Exercise.
Every entry must be transcribed without alteration.

:: Data extracts

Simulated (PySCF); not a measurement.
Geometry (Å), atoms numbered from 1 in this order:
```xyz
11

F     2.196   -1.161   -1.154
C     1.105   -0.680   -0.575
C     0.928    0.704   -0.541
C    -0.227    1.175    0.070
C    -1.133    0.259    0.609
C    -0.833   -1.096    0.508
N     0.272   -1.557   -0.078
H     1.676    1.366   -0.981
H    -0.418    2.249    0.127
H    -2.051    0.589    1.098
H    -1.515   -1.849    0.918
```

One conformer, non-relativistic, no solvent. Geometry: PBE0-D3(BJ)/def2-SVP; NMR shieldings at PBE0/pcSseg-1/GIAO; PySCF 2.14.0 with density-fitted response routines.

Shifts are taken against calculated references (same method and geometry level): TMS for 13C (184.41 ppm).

::::

Answer box.
Simulated (PySCF); not a measurement.
Geometry (Å), atoms numbered from 1 in this order:
```xyz
11

F     2.196   -1.161   -1.154
C     1.105   -0.680   -0.575
C     0.928    0.704   -0.541
C    -0.227    1.175    0.070
C    -1.133    0.259    0.609
C    -0.833   -1.096    0.508
N     0.272   -1.557   -0.078
H     1.676    1.366   -0.981
H    -0.418    2.249    0.127
H    -2.051    0.589    1.098
H    -1.515   -1.849    0.918
```

One conformer, non-relativistic, no solvent. Geometry: PBE0-D3(BJ)/def2-SVP; NMR shieldings at PBE0/pcSseg-1/GIAO; PySCF 2.14.0 with density-fitted response routines.

Shifts are taken against calculated references (same method and geometry level): TMS for 13C (184.41 ppm).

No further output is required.